Take the data from its first line. Print each line exactly until the line containing "Q: How many" has been printed too.

***
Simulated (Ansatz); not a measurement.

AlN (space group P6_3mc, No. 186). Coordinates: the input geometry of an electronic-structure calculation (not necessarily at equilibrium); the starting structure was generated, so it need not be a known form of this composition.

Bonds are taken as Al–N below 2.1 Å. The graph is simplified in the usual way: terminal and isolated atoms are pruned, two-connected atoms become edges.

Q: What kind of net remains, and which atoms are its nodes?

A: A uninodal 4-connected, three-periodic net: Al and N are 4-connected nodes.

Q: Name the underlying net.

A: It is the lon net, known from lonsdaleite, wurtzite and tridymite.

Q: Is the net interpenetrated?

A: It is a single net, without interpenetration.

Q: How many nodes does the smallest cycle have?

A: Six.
***

Answer section |
Simulated (Ansatz); not a measurement.

AlN (space group P6_3mc, No. 186). Coordinates: the input geometry of an electronic-structure calculation (not necessarily at equilibrium); the starting structure was generated, so it need not be a known form of this composition.

Bonds are taken as Al–N below 2.1 Å. The graph is simplified in the usual way: terminal and isolated atoms are pruned, two-connected atoms become edges.

Q: What kind of net remains, and which atoms are its nodes?

A: A uninodal 4-connected, three-periodic net: Al and N are 4-connected nodes.

Q: Name the underlying net.

A: It is the lon net, known from lonsdaleite, wurtzite and tridymite.

Q: Is the net interpenetrated?

A: It is a single net, without interpenetration.

Q: How many nodes does the smallest cycle have?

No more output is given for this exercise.